> _WORK INSTRUCTION_:
In the listing below, write out exactly each line from the first through the one containing "The work function is".

> _STUDY MATERIAL_:
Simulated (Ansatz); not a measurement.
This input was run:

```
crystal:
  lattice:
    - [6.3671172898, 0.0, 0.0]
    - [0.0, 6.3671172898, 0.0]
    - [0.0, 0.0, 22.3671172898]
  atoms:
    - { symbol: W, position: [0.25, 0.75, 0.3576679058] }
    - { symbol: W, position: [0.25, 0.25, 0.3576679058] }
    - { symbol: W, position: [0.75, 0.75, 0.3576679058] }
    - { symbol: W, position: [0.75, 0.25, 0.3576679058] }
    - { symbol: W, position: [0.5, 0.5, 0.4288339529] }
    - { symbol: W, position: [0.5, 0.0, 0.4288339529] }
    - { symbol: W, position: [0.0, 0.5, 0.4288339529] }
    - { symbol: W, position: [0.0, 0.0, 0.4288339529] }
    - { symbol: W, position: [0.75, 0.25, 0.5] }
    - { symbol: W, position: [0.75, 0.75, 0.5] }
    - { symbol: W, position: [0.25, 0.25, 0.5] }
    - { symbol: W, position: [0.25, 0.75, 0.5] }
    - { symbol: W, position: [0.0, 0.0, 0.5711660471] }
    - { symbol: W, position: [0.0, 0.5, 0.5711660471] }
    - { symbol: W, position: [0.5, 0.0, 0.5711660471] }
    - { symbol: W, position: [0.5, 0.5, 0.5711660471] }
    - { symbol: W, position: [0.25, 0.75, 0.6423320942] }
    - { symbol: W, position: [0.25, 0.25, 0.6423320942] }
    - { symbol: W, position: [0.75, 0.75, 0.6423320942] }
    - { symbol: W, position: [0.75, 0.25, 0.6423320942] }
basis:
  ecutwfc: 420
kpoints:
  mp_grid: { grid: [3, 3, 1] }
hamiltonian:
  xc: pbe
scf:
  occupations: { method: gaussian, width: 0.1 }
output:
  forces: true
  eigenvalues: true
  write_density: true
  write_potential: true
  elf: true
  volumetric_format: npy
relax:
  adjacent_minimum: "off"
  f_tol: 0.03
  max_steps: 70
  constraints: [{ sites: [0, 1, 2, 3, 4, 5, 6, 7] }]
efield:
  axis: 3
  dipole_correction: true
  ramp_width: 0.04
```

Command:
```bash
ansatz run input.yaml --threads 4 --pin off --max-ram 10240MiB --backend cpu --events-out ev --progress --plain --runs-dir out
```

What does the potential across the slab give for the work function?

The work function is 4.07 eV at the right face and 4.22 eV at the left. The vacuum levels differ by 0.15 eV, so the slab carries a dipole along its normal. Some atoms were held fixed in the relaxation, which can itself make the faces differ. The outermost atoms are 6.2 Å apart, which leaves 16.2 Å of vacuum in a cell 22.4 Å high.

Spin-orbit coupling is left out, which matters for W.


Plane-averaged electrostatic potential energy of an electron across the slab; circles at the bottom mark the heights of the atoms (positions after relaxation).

> _ANSWER SPACE_:
Simulated (Ansatz); not a measurement.
This input was run:

```
crystal:
  lattice:
    - [6.3671172898, 0.0, 0.0]
    - [0.0, 6.3671172898, 0.0]
    - [0.0, 0.0, 22.3671172898]
  atoms:
    - { symbol: W, position: [0.25, 0.75, 0.3576679058] }
    - { symbol: W, position: [0.25, 0.25, 0.3576679058] }
    - { symbol: W, position: [0.75, 0.75, 0.3576679058] }
    - { symbol: W, position: [0.75, 0.25, 0.3576679058] }
    - { symbol: W, position: [0.5, 0.5, 0.4288339529] }
    - { symbol: W, position: [0.5, 0.0, 0.4288339529] }
    - { symbol: W, position: [0.0, 0.5, 0.4288339529] }
    - { symbol: W, position: [0.0, 0.0, 0.4288339529] }
    - { symbol: W, position: [0.75, 0.25, 0.5] }
    - { symbol: W, position: [0.75, 0.75, 0.5] }
    - { symbol: W, position: [0.25, 0.25, 0.5] }
    - { symbol: W, position: [0.25, 0.75, 0.5] }
    - { symbol: W, position: [0.0, 0.0, 0.5711660471] }
    - { symbol: W, position: [0.0, 0.5, 0.5711660471] }
    - { symbol: W, position: [0.5, 0.0, 0.5711660471] }
    - { symbol: W, position: [0.5, 0.5, 0.5711660471] }
    - { symbol: W, position: [0.25, 0.75, 0.6423320942] }
    - { symbol: W, position: [0.25, 0.25, 0.6423320942] }
    - { symbol: W, position: [0.75, 0.75, 0.6423320942] }
    - { symbol: W, position: [0.75, 0.25, 0.6423320942] }
basis:
  ecutwfc: 420
kpoints:
  mp_grid: { grid: [3, 3, 1] }
hamiltonian:
  xc: pbe
scf:
  occupations: { method: gaussian, width: 0.1 }
output:
  forces: true
  eigenvalues: true
  write_density: true
  write_potential: true
  elf: true
  volumetric_format: npy
relax:
  adjacent_minimum: "off"
  f_tol: 0.03
  max_steps: 70
  constraints: [{ sites: [0, 1, 2, 3, 4, 5, 6, 7] }]
efield:
  axis: 3
  dipole_correction: true
  ramp_width: 0.04
```

Command:
```bash
ansatz run input.yaml --threads 4 --pin off --max-ram 10240MiB --backend cpu --events-out ev --progress --plain --runs-dir out
```

What does the potential across the slab give for the work function?

The work function is 4.07 eV at the right face and 4.22 eV at the left. The vacuum levels differ by 0.15 eV, so the slab carries a dipole along its normal. Some atoms were held fixed in the relaxation, which can itself make the faces differ. The outermost atoms are 6.2 Å apart, which leaves 16.2 Å of vacuum in a cell 22.4 Å high.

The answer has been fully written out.